● ASSIGNED TASK
Output, without any change, the listing below from its opening line up to and including the line with "Interaction energy of".

===== RECORDS SHOWN

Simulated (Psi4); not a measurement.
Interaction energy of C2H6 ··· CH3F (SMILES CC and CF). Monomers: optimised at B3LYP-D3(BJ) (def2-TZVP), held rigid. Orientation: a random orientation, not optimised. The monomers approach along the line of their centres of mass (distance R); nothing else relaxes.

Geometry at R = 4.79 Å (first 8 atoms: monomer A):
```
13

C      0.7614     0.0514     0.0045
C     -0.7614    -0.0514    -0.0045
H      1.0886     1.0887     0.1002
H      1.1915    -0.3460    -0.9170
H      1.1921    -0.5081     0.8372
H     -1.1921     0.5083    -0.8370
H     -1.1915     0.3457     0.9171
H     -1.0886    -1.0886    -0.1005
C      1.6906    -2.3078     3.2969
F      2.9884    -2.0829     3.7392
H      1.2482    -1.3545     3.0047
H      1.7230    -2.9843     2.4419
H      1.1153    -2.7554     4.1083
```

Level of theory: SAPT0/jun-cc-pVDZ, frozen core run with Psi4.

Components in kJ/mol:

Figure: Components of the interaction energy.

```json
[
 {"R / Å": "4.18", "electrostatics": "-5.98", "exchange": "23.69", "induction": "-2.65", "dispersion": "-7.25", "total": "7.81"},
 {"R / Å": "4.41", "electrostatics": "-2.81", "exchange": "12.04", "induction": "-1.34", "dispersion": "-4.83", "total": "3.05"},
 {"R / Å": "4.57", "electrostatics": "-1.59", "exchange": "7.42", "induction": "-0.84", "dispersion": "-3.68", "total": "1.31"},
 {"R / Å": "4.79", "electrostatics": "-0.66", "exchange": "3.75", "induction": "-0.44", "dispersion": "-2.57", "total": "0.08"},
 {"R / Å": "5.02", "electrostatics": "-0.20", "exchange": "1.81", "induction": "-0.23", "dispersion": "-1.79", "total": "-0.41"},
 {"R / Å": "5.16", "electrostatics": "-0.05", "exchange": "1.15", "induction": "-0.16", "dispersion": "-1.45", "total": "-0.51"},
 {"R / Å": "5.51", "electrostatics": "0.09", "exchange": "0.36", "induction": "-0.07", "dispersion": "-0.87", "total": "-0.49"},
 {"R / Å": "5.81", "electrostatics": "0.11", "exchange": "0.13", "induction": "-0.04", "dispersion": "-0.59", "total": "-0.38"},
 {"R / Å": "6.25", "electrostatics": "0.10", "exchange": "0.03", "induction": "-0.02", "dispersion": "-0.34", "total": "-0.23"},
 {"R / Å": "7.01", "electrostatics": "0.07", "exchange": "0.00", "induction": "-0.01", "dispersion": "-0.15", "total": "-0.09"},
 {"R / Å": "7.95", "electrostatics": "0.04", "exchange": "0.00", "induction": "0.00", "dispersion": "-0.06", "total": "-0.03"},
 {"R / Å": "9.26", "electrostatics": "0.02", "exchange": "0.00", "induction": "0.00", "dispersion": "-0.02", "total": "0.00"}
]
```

==========

● EXERCISE SOLUTION
Simulated (Psi4); not a measurement.
Interaction energy of C2H6 ··· CH3F (SMILES CC and CF). Monomers: optimised at B3LYP-D3(BJ) (def2-TZVP), held rigid. Orientation: a random orientation, not optimised. The monomers approach along the line of their centres of mass (distance R); nothing else relaxes.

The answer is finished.